_Material shown_.
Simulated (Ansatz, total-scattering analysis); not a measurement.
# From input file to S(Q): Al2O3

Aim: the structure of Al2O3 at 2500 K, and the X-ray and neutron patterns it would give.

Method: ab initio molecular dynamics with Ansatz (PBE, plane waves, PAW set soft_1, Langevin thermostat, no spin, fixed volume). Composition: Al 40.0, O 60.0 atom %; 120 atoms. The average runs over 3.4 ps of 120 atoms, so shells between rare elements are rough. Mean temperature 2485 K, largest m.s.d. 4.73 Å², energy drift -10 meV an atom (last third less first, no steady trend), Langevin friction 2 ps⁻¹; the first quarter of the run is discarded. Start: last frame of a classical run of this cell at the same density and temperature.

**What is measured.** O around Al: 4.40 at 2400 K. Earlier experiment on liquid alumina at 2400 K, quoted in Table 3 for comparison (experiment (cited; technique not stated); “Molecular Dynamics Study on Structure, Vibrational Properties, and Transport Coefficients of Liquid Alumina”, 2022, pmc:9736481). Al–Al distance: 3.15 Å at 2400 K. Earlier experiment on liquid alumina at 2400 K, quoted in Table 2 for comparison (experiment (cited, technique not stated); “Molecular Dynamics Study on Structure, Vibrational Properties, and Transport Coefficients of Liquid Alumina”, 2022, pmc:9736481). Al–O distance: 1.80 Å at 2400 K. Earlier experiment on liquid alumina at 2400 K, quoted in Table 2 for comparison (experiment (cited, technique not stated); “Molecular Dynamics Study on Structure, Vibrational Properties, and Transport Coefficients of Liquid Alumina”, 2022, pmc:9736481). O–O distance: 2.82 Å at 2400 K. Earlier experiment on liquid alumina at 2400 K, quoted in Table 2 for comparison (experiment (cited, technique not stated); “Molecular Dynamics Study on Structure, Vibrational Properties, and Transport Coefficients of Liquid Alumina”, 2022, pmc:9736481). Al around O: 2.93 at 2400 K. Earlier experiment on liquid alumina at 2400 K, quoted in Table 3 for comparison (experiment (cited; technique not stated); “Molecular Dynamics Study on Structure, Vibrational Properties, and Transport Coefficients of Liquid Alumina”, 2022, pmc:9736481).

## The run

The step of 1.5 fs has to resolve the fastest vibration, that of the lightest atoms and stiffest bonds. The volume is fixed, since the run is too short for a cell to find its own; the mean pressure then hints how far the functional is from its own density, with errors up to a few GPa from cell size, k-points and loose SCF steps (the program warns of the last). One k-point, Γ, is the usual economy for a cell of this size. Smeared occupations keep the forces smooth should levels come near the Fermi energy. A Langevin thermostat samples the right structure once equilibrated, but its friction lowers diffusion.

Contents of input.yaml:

_Brief_. Quote the listing word for word from its first line through the line in which "Aim: the structure" appears.

_Written response_.
Simulated (Ansatz, total-scattering analysis); not a measurement.
# From input file to S(Q): Al2O3

Aim: the structure of Al2O3 at 2500 K, and the X-ray and neutron patterns it would give.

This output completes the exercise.